▶ _BRIEF_
Start at the first line of the listing below. Write out each line exactly, stopping after the one that contains "Result: B (-8.5".

▶ _DATA EXCERPTS_
—————

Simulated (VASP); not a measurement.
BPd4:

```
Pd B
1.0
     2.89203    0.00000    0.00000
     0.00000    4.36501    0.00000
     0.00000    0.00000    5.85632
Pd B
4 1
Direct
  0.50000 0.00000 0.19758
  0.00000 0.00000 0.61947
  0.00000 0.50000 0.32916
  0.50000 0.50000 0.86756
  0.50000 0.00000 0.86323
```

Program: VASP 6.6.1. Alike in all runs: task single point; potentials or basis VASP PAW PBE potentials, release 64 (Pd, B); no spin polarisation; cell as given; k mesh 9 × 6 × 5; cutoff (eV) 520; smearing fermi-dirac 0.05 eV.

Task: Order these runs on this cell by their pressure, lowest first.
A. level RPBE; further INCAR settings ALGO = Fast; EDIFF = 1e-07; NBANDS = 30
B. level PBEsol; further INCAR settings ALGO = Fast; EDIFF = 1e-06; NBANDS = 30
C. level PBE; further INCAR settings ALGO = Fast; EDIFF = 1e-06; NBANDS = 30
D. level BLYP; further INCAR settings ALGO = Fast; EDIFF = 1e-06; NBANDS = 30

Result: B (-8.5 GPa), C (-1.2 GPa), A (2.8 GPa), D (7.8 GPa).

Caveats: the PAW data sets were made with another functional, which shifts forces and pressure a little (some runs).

—————

▶ _EXERCISE OUTPUT_
Simulated (VASP); not a measurement.
BPd4:

```
Pd B
1.0
     2.89203    0.00000    0.00000
     0.00000    4.36501    0.00000
     0.00000    0.00000    5.85632
Pd B
4 1
Direct
  0.50000 0.00000 0.19758
  0.00000 0.00000 0.61947
  0.00000 0.50000 0.32916
  0.50000 0.50000 0.86756
  0.50000 0.00000 0.86323
```

Program: VASP 6.6.1. Alike in all runs: task single point; potentials or basis VASP PAW PBE potentials, release 64 (Pd, B); no spin polarisation; cell as given; k mesh 9 × 6 × 5; cutoff (eV) 520; smearing fermi-dirac 0.05 eV.

Task: Order these runs on this cell by their pressure, lowest first.
A. level RPBE; further INCAR settings ALGO = Fast; EDIFF = 1e-07; NBANDS = 30
B. level PBEsol; further INCAR settings ALGO = Fast; EDIFF = 1e-06; NBANDS = 30
C. level PBE; further INCAR settings ALGO = Fast; EDIFF = 1e-06; NBANDS = 30
D. level BLYP; further INCAR settings ALGO = Fast; EDIFF = 1e-06; NBANDS = 30

Result: B (-8.5 GPa), C (-1.2 GPa), A (2.8 GPa), D (7.8 GPa).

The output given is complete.